■ Entries supplied
Start of Block

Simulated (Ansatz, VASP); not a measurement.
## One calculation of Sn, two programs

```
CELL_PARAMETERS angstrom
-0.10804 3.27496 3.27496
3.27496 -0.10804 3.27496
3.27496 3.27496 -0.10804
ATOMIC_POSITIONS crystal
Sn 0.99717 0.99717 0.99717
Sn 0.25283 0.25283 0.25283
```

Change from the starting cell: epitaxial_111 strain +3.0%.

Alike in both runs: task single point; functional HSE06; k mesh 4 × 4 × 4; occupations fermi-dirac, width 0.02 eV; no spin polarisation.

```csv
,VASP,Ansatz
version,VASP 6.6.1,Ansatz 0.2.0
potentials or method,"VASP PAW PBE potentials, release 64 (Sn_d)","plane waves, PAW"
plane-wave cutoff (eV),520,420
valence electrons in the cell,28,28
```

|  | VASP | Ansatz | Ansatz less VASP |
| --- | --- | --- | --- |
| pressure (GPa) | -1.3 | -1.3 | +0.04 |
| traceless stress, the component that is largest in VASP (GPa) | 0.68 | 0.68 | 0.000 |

End of Block

Return only the stretch of the material above from the line holding "less VASP |" through the line holding "-1.3 | +0.04 |", copied exactly.

■ Worked solution
|  | VASP | Ansatz | Ansatz less VASP |
| --- | --- | --- | --- |
| pressure (GPa) | -1.3 | -1.3 | +0.04 |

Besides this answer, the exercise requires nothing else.